━━━━━ Excerpted records

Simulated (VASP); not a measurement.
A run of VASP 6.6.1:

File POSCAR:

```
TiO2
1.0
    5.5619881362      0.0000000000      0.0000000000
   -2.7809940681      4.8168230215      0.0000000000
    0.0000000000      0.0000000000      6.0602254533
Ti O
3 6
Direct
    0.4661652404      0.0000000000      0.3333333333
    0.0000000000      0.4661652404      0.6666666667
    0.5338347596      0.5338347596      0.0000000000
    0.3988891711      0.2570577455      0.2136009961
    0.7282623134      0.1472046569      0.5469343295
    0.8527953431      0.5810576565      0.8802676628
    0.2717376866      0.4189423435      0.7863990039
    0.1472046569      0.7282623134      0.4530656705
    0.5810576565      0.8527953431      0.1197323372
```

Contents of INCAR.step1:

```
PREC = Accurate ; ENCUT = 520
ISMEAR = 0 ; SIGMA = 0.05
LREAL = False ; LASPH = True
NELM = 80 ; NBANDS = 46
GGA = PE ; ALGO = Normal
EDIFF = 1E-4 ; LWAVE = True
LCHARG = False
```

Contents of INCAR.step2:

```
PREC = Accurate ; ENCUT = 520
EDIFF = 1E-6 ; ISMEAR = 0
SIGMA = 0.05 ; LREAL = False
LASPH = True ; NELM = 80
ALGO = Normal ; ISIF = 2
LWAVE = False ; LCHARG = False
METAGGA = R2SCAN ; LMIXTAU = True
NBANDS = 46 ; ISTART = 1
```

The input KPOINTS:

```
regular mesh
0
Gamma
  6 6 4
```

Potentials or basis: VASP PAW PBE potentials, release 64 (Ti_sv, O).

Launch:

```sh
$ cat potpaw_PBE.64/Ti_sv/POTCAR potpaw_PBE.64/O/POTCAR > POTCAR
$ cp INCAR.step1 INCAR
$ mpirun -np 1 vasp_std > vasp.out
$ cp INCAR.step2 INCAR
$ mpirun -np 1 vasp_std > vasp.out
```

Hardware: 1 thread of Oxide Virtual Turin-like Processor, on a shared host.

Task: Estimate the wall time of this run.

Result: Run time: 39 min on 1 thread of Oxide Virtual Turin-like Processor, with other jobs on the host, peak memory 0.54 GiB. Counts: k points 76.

━━━━━━━━━━

Required action:
Every line from the first through the one containing "Task: Estimate the wall time of this run." in the listing above must be given again exactly, with nothing else alongside.

Exercise answer:
Simulated (VASP); not a measurement.
A run of VASP 6.6.1:

File POSCAR:

```
TiO2
1.0
    5.5619881362      0.0000000000      0.0000000000
   -2.7809940681      4.8168230215      0.0000000000
    0.0000000000      0.0000000000      6.0602254533
Ti O
3 6
Direct
    0.4661652404      0.0000000000      0.3333333333
    0.0000000000      0.4661652404      0.6666666667
    0.5338347596      0.5338347596      0.0000000000
    0.3988891711      0.2570577455      0.2136009961
    0.7282623134      0.1472046569      0.5469343295
    0.8527953431      0.5810576565      0.8802676628
    0.2717376866      0.4189423435      0.7863990039
    0.1472046569      0.7282623134      0.4530656705
    0.5810576565      0.8527953431      0.1197323372
```

Contents of INCAR.step1:

```
PREC = Accurate ; ENCUT = 520
ISMEAR = 0 ; SIGMA = 0.05
LREAL = False ; LASPH = True
NELM = 80 ; NBANDS = 46
GGA = PE ; ALGO = Normal
EDIFF = 1E-4 ; LWAVE = True
LCHARG = False
```

Contents of INCAR.step2:

```
PREC = Accurate ; ENCUT = 520
EDIFF = 1E-6 ; ISMEAR = 0
SIGMA = 0.05 ; LREAL = False
LASPH = True ; NELM = 80
ALGO = Normal ; ISIF = 2
LWAVE = False ; LCHARG = False
METAGGA = R2SCAN ; LMIXTAU = True
NBANDS = 46 ; ISTART = 1
```

The input KPOINTS:

```
regular mesh
0
Gamma
  6 6 4
```

Potentials or basis: VASP PAW PBE potentials, release 64 (Ti_sv, O).

Launch:

```sh
$ cat potpaw_PBE.64/Ti_sv/POTCAR potpaw_PBE.64/O/POTCAR > POTCAR
$ cp INCAR.step1 INCAR
$ mpirun -np 1 vasp_std > vasp.out
$ cp INCAR.step2 INCAR
$ mpirun -np 1 vasp_std > vasp.out
```

Hardware: 1 thread of Oxide Virtual Turin-like Processor, on a shared host.

Task: Estimate the wall time of this run.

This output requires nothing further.